» Extracted records

------------------------------------

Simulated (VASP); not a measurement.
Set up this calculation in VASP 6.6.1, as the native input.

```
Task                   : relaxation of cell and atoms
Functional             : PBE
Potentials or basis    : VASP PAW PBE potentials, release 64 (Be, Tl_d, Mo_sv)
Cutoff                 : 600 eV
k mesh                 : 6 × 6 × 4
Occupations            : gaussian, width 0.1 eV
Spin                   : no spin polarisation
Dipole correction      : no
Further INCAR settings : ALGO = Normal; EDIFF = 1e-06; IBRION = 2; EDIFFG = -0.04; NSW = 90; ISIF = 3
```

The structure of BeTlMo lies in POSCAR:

------------------------------------

Return the entries above exactly as they were written.

» Response
Simulated (VASP); not a measurement.
Set up this calculation in VASP 6.6.1, as the native input.

```
Task                   : relaxation of cell and atoms
Functional             : PBE
Potentials or basis    : VASP PAW PBE potentials, release 64 (Be, Tl_d, Mo_sv)
Cutoff                 : 600 eV
k mesh                 : 6 × 6 × 4
Occupations            : gaussian, width 0.1 eV
Spin                   : no spin polarisation
Dipole correction      : no
Further INCAR settings : ALGO = Normal; EDIFF = 1e-06; IBRION = 2; EDIFFG = -0.04; NSW = 90; ISIF = 3
```

The structure of BeTlMo lies in POSCAR:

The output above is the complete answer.